- _WORK ORDER_: The records that follow should be copied in full, exactly as they read.

=== Begin Enclosure ===
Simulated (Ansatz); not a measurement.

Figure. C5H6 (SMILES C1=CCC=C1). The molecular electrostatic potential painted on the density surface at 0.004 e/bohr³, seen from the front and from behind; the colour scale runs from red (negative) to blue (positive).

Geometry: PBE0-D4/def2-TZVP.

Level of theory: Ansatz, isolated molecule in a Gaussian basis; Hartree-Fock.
=== End Enclosure ===

- _RESPONSE AREA_:
Simulated (Ansatz); not a measurement.

Figure. C5H6 (SMILES C1=CCC=C1). The molecular electrostatic potential painted on the density surface at 0.004 e/bohr³, seen from the front and from behind; the colour scale runs from red (negative) to blue (positive).

Geometry: PBE0-D4/def2-TZVP.

Level of theory: Ansatz, isolated molecule in a Gaussian basis; Hartree-Fock.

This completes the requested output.